> Supplied material
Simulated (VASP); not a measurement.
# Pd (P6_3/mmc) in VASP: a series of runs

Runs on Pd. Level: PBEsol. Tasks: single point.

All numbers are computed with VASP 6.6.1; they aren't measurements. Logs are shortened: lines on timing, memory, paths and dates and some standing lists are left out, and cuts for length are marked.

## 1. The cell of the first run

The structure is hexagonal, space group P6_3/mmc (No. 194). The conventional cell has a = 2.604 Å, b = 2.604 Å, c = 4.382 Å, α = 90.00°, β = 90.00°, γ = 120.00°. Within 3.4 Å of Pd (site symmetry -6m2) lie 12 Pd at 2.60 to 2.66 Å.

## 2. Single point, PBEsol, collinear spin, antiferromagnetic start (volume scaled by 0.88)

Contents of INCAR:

> Work task
Reproduce verbatim the lines above, from the line with "## 1. The cell of the first run" through the line with "The structure is".

> Written response
## 1. The cell of the first run

The structure is hexagonal, space group P6_3/mmc (No. 194). The conventional cell has a = 2.604 Å, b = 2.604 Å, c = 4.382 Å, α = 90.00°, β = 90.00°, γ = 120.00°. Within 3.4 Å of Pd (site symmetry -6m2) lie 12 Pd at 2.60 to 2.66 Å.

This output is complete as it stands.